Task item: Restrict the output to the lines below starting at the one that contains "Task: Is the" and ending at the one that contains "Result: The states", and restate them word for word, both ends included.

Data excerpts:
━━━━

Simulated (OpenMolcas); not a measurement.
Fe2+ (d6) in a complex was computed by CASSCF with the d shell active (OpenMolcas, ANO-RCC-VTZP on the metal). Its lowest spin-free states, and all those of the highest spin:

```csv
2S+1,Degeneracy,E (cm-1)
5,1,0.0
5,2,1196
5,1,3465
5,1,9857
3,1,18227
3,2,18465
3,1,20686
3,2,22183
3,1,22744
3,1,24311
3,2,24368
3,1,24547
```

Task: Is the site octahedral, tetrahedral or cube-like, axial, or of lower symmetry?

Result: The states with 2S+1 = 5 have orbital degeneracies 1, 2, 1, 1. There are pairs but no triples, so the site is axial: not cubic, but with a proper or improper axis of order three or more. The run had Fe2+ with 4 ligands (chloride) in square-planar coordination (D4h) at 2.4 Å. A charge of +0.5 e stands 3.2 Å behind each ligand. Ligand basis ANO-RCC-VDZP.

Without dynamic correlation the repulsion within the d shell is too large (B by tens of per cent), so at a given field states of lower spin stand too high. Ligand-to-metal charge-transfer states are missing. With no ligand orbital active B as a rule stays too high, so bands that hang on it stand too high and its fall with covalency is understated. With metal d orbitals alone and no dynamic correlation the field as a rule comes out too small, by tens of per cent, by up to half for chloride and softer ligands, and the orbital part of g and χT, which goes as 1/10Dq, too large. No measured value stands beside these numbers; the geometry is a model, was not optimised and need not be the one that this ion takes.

━━━━

Expected answer:
Task: Is the site octahedral, tetrahedral or cube-like, axial, or of lower symmetry?

Result: The states with 2S+1 = 5 have orbital degeneracies 1, 2, 1, 1. There are pairs but no triples, so the site is axial: not cubic, but with a proper or improper axis of order three or more. The run had Fe2+ with 4 ligands (chloride) in square-planar coordination (D4h) at 2.4 Å. A charge of +0.5 e stands 3.2 Å behind each ligand. Ligand basis ANO-RCC-VDZP.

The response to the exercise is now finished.